● ● ● ● ●
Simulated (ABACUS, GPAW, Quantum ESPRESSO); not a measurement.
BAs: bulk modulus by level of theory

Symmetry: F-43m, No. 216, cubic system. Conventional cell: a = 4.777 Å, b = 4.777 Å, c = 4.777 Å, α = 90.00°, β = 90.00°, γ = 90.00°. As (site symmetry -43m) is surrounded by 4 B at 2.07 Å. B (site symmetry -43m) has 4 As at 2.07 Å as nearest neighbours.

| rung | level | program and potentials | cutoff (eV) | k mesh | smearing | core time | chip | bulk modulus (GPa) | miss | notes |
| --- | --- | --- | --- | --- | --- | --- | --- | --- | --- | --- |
● ● ● ● ●

ACTIVITY — All lines in the material are to be returned exactly.

WRITTEN SOLUTION —
Simulated (ABACUS, GPAW, Quantum ESPRESSO); not a measurement.
BAs: bulk modulus by level of theory

Symmetry: F-43m, No. 216, cubic system. Conventional cell: a = 4.777 Å, b = 4.777 Å, c = 4.777 Å, α = 90.00°, β = 90.00°, γ = 90.00°. As (site symmetry -43m) is surrounded by 4 B at 2.07 Å. B (site symmetry -43m) has 4 As at 2.07 Å as nearest neighbours.

| rung | level | program and potentials | cutoff (eV) | k mesh | smearing | core time | chip | bulk modulus (GPa) | miss | notes |
| --- | --- | --- | --- | --- | --- | --- | --- | --- | --- | --- |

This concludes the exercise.